• Work item
Top to bottom, give the entries again exactly as written.

== Segment start ==

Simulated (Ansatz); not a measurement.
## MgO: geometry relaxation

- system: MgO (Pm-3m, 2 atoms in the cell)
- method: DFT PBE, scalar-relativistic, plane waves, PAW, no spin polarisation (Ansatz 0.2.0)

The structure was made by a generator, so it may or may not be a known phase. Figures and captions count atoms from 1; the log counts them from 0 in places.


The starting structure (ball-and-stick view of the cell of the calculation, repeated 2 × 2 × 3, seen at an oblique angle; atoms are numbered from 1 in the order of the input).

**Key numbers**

== Segment end ==

• Task result
Simulated (Ansatz); not a measurement.
## MgO: geometry relaxation

- system: MgO (Pm-3m, 2 atoms in the cell)
- method: DFT PBE, scalar-relativistic, plane waves, PAW, no spin polarisation (Ansatz 0.2.0)

The structure was made by a generator, so it may or may not be a known phase. Figures and captions count atoms from 1; the log counts them from 0 in places.


The starting structure (ball-and-stick view of the cell of the calculation, repeated 2 × 2 × 3, seen at an oblique angle; atoms are numbered from 1 in the order of the input).

**Key numbers**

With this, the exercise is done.